_Assignment_
All records that follow are to be restated exactly.

_Dataset content_
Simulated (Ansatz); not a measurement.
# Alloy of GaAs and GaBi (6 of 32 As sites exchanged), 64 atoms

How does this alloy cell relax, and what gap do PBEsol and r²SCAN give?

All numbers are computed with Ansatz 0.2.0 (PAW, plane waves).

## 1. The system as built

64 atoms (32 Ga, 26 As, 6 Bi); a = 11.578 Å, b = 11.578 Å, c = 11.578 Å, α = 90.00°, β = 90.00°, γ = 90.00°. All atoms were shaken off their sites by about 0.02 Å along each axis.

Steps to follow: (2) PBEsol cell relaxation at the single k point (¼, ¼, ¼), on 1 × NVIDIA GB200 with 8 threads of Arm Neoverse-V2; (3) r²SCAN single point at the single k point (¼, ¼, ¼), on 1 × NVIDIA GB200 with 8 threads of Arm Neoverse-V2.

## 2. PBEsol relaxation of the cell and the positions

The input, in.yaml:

_Worked solution_
Simulated (Ansatz); not a measurement.
# Alloy of GaAs and GaBi (6 of 32 As sites exchanged), 64 atoms

How does this alloy cell relax, and what gap do PBEsol and r²SCAN give?

All numbers are computed with Ansatz 0.2.0 (PAW, plane waves).

## 1. The system as built

64 atoms (32 Ga, 26 As, 6 Bi); a = 11.578 Å, b = 11.578 Å, c = 11.578 Å, α = 90.00°, β = 90.00°, γ = 90.00°. All atoms were shaken off their sites by about 0.02 Å along each axis.

Steps to follow: (2) PBEsol cell relaxation at the single k point (¼, ¼, ¼), on 1 × NVIDIA GB200 with 8 threads of Arm Neoverse-V2; (3) r²SCAN single point at the single k point (¼, ¼, ¼), on 1 × NVIDIA GB200 with 8 threads of Arm Neoverse-V2.

## 2. PBEsol relaxation of the cell and the positions

The input, in.yaml:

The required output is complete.